### DATASET EXTRACT
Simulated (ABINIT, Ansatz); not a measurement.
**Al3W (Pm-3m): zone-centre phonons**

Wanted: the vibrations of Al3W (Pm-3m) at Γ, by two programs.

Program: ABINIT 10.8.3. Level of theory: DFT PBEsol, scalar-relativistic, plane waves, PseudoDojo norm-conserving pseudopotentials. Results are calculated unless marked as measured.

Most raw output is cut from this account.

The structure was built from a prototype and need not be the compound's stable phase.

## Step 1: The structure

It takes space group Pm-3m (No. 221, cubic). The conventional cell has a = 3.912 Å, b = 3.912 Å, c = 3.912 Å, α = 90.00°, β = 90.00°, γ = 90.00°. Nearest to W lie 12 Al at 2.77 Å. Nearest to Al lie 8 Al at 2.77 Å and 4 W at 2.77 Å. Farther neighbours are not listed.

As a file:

### WORK TASK
From the data above, return every line from the line that has "Most raw output is cut from this account." up to and including the line that has "It takes space", exactly.

### WRITTEN RESPONSE
Most raw output is cut from this account.

The structure was built from a prototype and need not be the compound's stable phase.

## Step 1: The structure

It takes space group Pm-3m (No. 221, cubic). The conventional cell has a = 3.912 Å, b = 3.912 Å, c = 3.912 Å, α = 90.00°, β = 90.00°, γ = 90.00°. Nearest to W lie 12 Al at 2.77 Å. Nearest to Al lie 8 Al at 2.77 Å and 4 W at 2.77 Å. Farther neighbours are not listed.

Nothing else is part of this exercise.